_MATERIAL PROVIDED_
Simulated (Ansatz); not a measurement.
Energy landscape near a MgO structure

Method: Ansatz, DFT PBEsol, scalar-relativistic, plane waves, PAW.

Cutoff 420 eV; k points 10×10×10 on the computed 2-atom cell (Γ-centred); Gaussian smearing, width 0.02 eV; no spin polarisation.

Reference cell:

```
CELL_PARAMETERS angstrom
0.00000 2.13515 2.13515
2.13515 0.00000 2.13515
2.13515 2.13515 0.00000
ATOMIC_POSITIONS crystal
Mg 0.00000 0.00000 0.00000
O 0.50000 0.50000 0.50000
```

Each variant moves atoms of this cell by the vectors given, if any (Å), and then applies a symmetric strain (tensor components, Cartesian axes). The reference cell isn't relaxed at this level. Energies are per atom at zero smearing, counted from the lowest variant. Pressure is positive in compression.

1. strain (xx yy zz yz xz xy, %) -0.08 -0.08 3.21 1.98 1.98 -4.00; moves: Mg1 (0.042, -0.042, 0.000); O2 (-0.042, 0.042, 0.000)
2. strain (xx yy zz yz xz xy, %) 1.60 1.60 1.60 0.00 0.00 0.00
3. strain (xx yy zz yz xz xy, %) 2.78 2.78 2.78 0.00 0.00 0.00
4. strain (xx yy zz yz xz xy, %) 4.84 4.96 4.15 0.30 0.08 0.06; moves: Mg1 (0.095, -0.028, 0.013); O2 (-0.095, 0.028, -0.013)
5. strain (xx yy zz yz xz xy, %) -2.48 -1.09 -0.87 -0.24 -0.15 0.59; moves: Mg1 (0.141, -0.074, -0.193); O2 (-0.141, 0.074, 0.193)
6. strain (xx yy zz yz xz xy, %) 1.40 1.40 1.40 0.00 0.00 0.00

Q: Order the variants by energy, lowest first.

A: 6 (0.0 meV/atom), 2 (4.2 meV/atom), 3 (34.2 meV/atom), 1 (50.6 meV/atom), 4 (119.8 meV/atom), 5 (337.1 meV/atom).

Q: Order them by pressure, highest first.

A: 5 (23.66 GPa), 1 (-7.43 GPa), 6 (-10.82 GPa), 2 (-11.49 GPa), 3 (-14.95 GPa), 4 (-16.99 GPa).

_WORK ITEM_
The required output is the stretch of entries above from the line containing "Method: Ansatz, DFT" through the line containing "3. strain (xx", reproduced exactly.

_YOUR RESPONSE_
Method: Ansatz, DFT PBEsol, scalar-relativistic, plane waves, PAW.

Cutoff 420 eV; k points 10×10×10 on the computed 2-atom cell (Γ-centred); Gaussian smearing, width 0.02 eV; no spin polarisation.

Reference cell:

```
CELL_PARAMETERS angstrom
0.00000 2.13515 2.13515
2.13515 0.00000 2.13515
2.13515 2.13515 0.00000
ATOMIC_POSITIONS crystal
Mg 0.00000 0.00000 0.00000
O 0.50000 0.50000 0.50000
```

Each variant moves atoms of this cell by the vectors given, if any (Å), and then applies a symmetric strain (tensor components, Cartesian axes). The reference cell isn't relaxed at this level. Energies are per atom at zero smearing, counted from the lowest variant. Pressure is positive in compression.

1. strain (xx yy zz yz xz xy, %) -0.08 -0.08 3.21 1.98 1.98 -4.00; moves: Mg1 (0.042, -0.042, 0.000); O2 (-0.042, 0.042, 0.000)
2. strain (xx yy zz yz xz xy, %) 1.60 1.60 1.60 0.00 0.00 0.00
3. strain (xx yy zz yz xz xy, %) 2.78 2.78 2.78 0.00 0.00 0.00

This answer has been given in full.